Record excerpts Start Marker
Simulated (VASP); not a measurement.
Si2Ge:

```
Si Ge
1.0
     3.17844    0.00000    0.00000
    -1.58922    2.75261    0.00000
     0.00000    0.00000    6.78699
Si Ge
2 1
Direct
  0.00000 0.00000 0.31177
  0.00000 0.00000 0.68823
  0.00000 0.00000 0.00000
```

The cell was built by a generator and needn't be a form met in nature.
Record excerpts End Marker

Word for word, repeat every record.

• [Task output]:
Simulated (VASP); not a measurement.
Si2Ge:

```
Si Ge
1.0
     3.17844    0.00000    0.00000
    -1.58922    2.75261    0.00000
     0.00000    0.00000    6.78699
Si Ge
2 1
Direct
  0.00000 0.00000 0.31177
  0.00000 0.00000 0.68823
  0.00000 0.00000 0.00000
```

The cell was built by a generator and needn't be a form met in nature.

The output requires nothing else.